Work request
Please start at the first line of the records beneath and quote each line exactly, ending with the line containing "PAW: frozen-core files, cutoff".

(Beginning of Records provided)

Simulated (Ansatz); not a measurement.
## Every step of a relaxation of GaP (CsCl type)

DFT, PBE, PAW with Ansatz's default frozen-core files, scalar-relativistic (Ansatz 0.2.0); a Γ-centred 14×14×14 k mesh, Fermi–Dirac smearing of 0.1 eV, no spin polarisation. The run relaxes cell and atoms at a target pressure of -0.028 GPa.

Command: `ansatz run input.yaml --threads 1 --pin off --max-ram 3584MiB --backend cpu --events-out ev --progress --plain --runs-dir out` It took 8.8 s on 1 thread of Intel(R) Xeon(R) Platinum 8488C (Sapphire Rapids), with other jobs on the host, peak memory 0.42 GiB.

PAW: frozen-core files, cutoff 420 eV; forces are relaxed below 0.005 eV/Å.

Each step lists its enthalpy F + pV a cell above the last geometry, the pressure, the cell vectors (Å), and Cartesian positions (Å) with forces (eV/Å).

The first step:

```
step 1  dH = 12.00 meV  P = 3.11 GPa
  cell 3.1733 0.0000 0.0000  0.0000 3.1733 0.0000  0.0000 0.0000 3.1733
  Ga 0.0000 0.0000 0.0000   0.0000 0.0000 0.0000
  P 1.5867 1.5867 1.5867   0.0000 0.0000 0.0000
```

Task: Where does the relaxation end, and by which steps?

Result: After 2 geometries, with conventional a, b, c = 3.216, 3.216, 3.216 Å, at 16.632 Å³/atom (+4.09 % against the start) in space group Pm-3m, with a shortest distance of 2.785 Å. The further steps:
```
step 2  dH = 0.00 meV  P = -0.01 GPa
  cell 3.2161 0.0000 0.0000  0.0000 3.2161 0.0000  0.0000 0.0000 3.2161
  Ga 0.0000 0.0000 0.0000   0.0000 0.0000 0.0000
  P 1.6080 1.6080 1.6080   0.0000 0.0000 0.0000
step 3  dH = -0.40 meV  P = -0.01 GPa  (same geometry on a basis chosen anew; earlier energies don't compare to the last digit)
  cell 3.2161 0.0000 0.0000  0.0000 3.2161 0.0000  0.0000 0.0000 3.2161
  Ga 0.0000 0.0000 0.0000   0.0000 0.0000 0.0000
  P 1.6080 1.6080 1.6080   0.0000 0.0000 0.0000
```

(End of Records provided)

Exercise output
Simulated (Ansatz); not a measurement.
## Every step of a relaxation of GaP (CsCl type)

DFT, PBE, PAW with Ansatz's default frozen-core files, scalar-relativistic (Ansatz 0.2.0); a Γ-centred 14×14×14 k mesh, Fermi–Dirac smearing of 0.1 eV, no spin polarisation. The run relaxes cell and atoms at a target pressure of -0.028 GPa.

Command: `ansatz run input.yaml --threads 1 --pin off --max-ram 3584MiB --backend cpu --events-out ev --progress --plain --runs-dir out` It took 8.8 s on 1 thread of Intel(R) Xeon(R) Platinum 8488C (Sapphire Rapids), with other jobs on the host, peak memory 0.42 GiB.

PAW: frozen-core files, cutoff 420 eV; forces are relaxed below 0.005 eV/Å.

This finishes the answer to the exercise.